• [TASK ITEM] In your answer, reproduce exactly the lines from the beginning of the listing below through the one containing "## 1. The cell of the first run", and only those lines.

• [LISTED RECORDS]
────────────────────
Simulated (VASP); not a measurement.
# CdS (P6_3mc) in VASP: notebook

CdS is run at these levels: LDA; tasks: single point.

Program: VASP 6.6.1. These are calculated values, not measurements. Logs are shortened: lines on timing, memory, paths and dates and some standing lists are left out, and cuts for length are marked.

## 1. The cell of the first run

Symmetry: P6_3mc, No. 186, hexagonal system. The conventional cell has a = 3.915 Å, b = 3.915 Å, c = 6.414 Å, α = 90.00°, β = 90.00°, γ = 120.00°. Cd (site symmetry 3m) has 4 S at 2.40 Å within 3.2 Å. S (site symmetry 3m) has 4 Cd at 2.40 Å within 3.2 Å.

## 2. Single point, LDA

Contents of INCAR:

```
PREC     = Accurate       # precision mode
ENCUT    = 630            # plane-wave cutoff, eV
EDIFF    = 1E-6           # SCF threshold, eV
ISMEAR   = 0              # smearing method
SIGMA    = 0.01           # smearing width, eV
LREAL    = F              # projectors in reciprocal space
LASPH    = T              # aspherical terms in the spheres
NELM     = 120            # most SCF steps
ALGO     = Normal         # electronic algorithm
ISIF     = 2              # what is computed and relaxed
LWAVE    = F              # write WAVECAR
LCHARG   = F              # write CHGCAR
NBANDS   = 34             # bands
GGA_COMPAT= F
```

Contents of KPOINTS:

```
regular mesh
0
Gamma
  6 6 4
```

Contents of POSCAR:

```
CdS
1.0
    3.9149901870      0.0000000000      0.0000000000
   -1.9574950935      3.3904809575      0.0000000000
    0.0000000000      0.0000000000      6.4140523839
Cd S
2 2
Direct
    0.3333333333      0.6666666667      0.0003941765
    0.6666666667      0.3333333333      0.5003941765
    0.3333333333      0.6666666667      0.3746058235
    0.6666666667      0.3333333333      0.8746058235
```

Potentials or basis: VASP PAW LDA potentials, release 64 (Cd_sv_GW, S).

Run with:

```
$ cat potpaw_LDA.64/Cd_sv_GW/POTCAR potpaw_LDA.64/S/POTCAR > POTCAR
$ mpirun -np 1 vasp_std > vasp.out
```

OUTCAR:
────────────────────

• [EXERCISE OUTPUT]
Simulated (VASP); not a measurement.
# CdS (P6_3mc) in VASP: notebook

CdS is run at these levels: LDA; tasks: single point.

Program: VASP 6.6.1. These are calculated values, not measurements. Logs are shortened: lines on timing, memory, paths and dates and some standing lists are left out, and cuts for length are marked.

## 1. The cell of the first run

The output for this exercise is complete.